Exactly as they appear, restate the lines of the material, from the first through the one containing "E. Na2HPO4 from 4.1e-05 to 4.51e-05 mol/kgw".

RECORDED DATA:
+---+
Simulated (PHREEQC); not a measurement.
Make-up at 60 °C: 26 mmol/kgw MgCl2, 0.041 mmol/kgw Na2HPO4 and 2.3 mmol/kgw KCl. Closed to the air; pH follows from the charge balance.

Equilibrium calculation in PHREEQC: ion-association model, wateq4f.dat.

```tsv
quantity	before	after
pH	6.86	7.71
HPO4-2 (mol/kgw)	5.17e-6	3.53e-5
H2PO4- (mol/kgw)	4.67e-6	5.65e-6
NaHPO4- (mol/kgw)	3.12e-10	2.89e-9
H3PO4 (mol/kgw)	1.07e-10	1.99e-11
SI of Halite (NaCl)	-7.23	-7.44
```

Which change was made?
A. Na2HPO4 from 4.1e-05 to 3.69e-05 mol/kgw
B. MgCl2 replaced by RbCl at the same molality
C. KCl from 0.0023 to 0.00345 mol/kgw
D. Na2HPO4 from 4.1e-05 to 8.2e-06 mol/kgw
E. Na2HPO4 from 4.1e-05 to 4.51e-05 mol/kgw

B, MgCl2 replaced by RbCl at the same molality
+---+

YOUR SOLUTION:
Simulated (PHREEQC); not a measurement.
Make-up at 60 °C: 26 mmol/kgw MgCl2, 0.041 mmol/kgw Na2HPO4 and 2.3 mmol/kgw KCl. Closed to the air; pH follows from the charge balance.

Equilibrium calculation in PHREEQC: ion-association model, wateq4f.dat.

```tsv
quantity	before	after
pH	6.86	7.71
HPO4-2 (mol/kgw)	5.17e-6	3.53e-5
H2PO4- (mol/kgw)	4.67e-6	5.65e-6
NaHPO4- (mol/kgw)	3.12e-10	2.89e-9
H3PO4 (mol/kgw)	1.07e-10	1.99e-11
SI of Halite (NaCl)	-7.23	-7.44
```

Which change was made?
A. Na2HPO4 from 4.1e-05 to 3.69e-05 mol/kgw
B. MgCl2 replaced by RbCl at the same molality
C. KCl from 0.0023 to 0.00345 mol/kgw
D. Na2HPO4 from 4.1e-05 to 8.2e-06 mol/kgw
E. Na2HPO4 from 4.1e-05 to 4.51e-05 mol/kgw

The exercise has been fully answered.